Start of ENTRIES PROVIDED

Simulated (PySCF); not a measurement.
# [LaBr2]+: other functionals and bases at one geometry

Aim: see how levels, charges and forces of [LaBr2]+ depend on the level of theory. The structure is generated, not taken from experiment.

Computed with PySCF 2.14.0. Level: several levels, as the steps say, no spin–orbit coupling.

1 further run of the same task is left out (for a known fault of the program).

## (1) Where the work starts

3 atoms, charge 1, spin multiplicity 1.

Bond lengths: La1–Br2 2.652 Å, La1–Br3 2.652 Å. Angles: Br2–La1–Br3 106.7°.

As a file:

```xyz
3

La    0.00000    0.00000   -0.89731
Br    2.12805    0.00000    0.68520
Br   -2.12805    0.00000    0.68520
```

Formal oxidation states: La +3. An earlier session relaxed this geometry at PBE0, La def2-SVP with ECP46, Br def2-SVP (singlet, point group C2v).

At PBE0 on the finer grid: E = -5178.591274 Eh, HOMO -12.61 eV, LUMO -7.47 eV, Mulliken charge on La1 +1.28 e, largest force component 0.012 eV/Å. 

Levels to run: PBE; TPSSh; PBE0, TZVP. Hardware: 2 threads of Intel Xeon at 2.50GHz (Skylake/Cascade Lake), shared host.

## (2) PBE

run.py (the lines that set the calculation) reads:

End of ENTRIES PROVIDED

ASSIGNMENT :: None of the lines above may be skipped. Transcribe each one exactly.

RESPONSE ::
Simulated (PySCF); not a measurement.
# [LaBr2]+: other functionals and bases at one geometry

Aim: see how levels, charges and forces of [LaBr2]+ depend on the level of theory. The structure is generated, not taken from experiment.

Computed with PySCF 2.14.0. Level: several levels, as the steps say, no spin–orbit coupling.

1 further run of the same task is left out (for a known fault of the program).

## (1) Where the work starts

3 atoms, charge 1, spin multiplicity 1.

Bond lengths: La1–Br2 2.652 Å, La1–Br3 2.652 Å. Angles: Br2–La1–Br3 106.7°.

As a file:

```xyz
3

La    0.00000    0.00000   -0.89731
Br    2.12805    0.00000    0.68520
Br   -2.12805    0.00000    0.68520
```

Formal oxidation states: La +3. An earlier session relaxed this geometry at PBE0, La def2-SVP with ECP46, Br def2-SVP (singlet, point group C2v).

At PBE0 on the finer grid: E = -5178.591274 Eh, HOMO -12.61 eV, LUMO -7.47 eV, Mulliken charge on La1 +1.28 e, largest force component 0.012 eV/Å. 

Levels to run: PBE; TPSSh; PBE0, TZVP. Hardware: 2 threads of Intel Xeon at 2.50GHz (Skylake/Cascade Lake), shared host.

## (2) PBE

run.py (the lines that set the calculation) reads:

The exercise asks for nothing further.